▶ [Records provided]
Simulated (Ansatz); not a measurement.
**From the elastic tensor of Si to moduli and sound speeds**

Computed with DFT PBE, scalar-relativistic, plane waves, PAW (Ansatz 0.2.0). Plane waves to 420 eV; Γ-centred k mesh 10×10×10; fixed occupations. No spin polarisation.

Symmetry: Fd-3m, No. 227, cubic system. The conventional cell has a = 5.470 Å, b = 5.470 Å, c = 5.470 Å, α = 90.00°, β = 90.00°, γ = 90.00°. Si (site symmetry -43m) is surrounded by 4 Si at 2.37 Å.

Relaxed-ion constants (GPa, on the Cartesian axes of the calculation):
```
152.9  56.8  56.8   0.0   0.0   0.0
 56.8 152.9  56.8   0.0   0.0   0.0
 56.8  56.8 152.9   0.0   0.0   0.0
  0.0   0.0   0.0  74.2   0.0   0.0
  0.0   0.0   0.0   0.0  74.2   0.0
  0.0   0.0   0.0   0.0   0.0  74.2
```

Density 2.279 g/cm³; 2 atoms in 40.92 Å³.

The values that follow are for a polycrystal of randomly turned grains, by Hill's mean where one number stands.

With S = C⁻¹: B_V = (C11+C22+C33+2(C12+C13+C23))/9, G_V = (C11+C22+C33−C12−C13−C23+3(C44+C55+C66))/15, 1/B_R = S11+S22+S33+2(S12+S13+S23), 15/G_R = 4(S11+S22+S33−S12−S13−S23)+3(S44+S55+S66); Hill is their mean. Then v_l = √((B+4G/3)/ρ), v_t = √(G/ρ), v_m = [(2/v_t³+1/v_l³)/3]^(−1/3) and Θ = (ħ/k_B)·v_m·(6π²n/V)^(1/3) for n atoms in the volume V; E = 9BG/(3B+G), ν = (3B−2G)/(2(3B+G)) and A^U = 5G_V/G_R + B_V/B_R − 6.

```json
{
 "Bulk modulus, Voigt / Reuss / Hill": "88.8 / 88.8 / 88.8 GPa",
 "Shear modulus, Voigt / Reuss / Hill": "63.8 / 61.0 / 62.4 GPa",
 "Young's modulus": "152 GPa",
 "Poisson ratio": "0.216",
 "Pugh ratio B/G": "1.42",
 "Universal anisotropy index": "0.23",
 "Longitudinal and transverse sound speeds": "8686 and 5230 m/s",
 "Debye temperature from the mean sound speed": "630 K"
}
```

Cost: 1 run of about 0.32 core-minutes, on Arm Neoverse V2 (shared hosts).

▶ [Requirement] Reproduce only the lines above spanning from the line containing "Symmetry: Fd-3m, No." through the line containing "The values that", word for word.

▶ [Task solution]
Symmetry: Fd-3m, No. 227, cubic system. The conventional cell has a = 5.470 Å, b = 5.470 Å, c = 5.470 Å, α = 90.00°, β = 90.00°, γ = 90.00°. Si (site symmetry -43m) is surrounded by 4 Si at 2.37 Å.

Relaxed-ion constants (GPa, on the Cartesian axes of the calculation):
```
152.9  56.8  56.8   0.0   0.0   0.0
 56.8 152.9  56.8   0.0   0.0   0.0
 56.8  56.8 152.9   0.0   0.0   0.0
  0.0   0.0   0.0  74.2   0.0   0.0
  0.0   0.0   0.0   0.0  74.2   0.0
  0.0   0.0   0.0   0.0   0.0  74.2
```

Density 2.279 g/cm³; 2 atoms in 40.92 Å³.

The values that follow are for a polycrystal of randomly turned grains, by Hill's mean where one number stands.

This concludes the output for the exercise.